□ □ □ □ □ □ □

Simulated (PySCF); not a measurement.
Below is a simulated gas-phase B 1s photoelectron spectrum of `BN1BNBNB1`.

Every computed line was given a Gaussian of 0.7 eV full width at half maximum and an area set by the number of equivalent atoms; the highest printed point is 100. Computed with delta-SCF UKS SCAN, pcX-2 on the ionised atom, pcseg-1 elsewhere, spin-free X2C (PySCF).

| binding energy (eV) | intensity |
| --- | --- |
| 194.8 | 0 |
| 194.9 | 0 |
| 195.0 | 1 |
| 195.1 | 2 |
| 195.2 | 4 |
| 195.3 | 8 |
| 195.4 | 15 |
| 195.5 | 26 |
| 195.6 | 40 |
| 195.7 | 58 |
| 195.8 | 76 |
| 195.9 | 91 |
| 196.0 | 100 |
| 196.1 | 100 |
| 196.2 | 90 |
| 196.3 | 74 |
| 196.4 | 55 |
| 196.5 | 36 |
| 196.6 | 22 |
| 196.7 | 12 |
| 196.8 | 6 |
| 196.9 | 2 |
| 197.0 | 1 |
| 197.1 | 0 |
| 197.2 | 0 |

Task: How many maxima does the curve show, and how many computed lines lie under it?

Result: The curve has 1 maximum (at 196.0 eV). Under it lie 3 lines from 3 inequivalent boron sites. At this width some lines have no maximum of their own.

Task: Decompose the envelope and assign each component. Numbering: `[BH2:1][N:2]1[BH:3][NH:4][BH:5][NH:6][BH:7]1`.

□ □ □ □ □ □ □

**Action item**
Line by line, copy the records exactly.

**Exercise response**
Simulated (PySCF); not a measurement.
Below is a simulated gas-phase B 1s photoelectron spectrum of `BN1BNBNB1`.

Every computed line was given a Gaussian of 0.7 eV full width at half maximum and an area set by the number of equivalent atoms; the highest printed point is 100. Computed with delta-SCF UKS SCAN, pcX-2 on the ionised atom, pcseg-1 elsewhere, spin-free X2C (PySCF).

| binding energy (eV) | intensity |
| --- | --- |
| 194.8 | 0 |
| 194.9 | 0 |
| 195.0 | 1 |
| 195.1 | 2 |
| 195.2 | 4 |
| 195.3 | 8 |
| 195.4 | 15 |
| 195.5 | 26 |
| 195.6 | 40 |
| 195.7 | 58 |
| 195.8 | 76 |
| 195.9 | 91 |
| 196.0 | 100 |
| 196.1 | 100 |
| 196.2 | 90 |
| 196.3 | 74 |
| 196.4 | 55 |
| 196.5 | 36 |
| 196.6 | 22 |
| 196.7 | 12 |
| 196.8 | 6 |
| 196.9 | 2 |
| 197.0 | 1 |
| 197.1 | 0 |
| 197.2 | 0 |

Task: How many maxima does the curve show, and how many computed lines lie under it?

Result: The curve has 1 maximum (at 196.0 eV). Under it lie 3 lines from 3 inequivalent boron sites. At this width some lines have no maximum of their own.

Task: Decompose the envelope and assign each component. Numbering: `[BH2:1][N:2]1[BH:3][NH:4][BH:5][NH:6][BH:7]1`.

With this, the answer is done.